- RECORD EXCERPTS
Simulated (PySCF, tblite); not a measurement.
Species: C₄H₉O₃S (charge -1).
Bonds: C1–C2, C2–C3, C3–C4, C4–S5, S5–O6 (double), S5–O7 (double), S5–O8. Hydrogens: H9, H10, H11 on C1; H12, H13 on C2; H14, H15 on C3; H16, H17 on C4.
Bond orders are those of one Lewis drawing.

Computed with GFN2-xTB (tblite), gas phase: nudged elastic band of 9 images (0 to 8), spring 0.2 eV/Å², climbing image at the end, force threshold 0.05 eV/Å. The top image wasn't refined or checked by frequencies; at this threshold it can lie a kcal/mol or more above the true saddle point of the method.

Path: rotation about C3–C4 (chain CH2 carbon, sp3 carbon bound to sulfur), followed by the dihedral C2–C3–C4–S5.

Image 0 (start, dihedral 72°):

- REQUIRED ACTION
Copy down the whole of the data above, matching it exactly.

- TASK SOLUTION
Simulated (PySCF, tblite); not a measurement.
Species: C₄H₉O₃S (charge -1).
Bonds: C1–C2, C2–C3, C3–C4, C4–S5, S5–O6 (double), S5–O7 (double), S5–O8. Hydrogens: H9, H10, H11 on C1; H12, H13 on C2; H14, H15 on C3; H16, H17 on C4.
Bond orders are those of one Lewis drawing.

Computed with GFN2-xTB (tblite), gas phase: nudged elastic band of 9 images (0 to 8), spring 0.2 eV/Å², climbing image at the end, force threshold 0.05 eV/Å. The top image wasn't refined or checked by frequencies; at this threshold it can lie a kcal/mol or more above the true saddle point of the method.

Path: rotation about C3–C4 (chain CH2 carbon, sp3 carbon bound to sulfur), followed by the dihedral C2–C3–C4–S5.

Image 0 (start, dihedral 72°):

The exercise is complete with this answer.